* _ACTIVITY_:
Only one stretch of the listing below is wanted. Give it again exactly, from the line with "31.40 eV (HOMO/HOMO-1), 30.69" through the line with "E(CCSD) + ionisation".

*** SOURCE DATA Section Begins ***

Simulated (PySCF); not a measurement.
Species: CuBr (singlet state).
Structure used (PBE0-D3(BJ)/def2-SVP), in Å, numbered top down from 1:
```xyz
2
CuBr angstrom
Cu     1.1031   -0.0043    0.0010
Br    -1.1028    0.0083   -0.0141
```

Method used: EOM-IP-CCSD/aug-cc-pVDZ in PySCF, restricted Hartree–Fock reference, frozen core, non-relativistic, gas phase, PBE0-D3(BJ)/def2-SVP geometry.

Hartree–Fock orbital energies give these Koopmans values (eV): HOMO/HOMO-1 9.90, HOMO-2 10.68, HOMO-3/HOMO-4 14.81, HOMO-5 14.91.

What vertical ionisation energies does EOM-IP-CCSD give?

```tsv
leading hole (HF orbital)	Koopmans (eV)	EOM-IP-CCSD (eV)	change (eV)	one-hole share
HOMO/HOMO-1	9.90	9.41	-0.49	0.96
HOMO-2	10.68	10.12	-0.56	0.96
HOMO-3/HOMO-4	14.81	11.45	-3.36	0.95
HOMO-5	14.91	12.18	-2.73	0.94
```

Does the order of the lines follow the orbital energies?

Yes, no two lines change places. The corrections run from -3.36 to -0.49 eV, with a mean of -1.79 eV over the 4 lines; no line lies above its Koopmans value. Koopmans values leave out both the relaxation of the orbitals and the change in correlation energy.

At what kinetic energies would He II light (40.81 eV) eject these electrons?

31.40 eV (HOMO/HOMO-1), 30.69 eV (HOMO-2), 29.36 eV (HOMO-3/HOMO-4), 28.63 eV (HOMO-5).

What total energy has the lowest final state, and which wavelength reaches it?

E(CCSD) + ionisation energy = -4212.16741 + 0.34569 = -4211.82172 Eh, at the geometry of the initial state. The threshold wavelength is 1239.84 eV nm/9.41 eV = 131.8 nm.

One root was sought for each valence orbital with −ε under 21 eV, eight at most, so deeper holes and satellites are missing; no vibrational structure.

*** SOURCE DATA Section Ends ***

* _WRITTEN SOLUTION_:
31.40 eV (HOMO/HOMO-1), 30.69 eV (HOMO-2), 29.36 eV (HOMO-3/HOMO-4), 28.63 eV (HOMO-5).

What total energy has the lowest final state, and which wavelength reaches it?

E(CCSD) + ionisation energy = -4212.16741 + 0.34569 = -4211.82172 Eh, at the geometry of the initial state. The threshold wavelength is 1239.84 eV nm/9.41 eV = 131.8 nm.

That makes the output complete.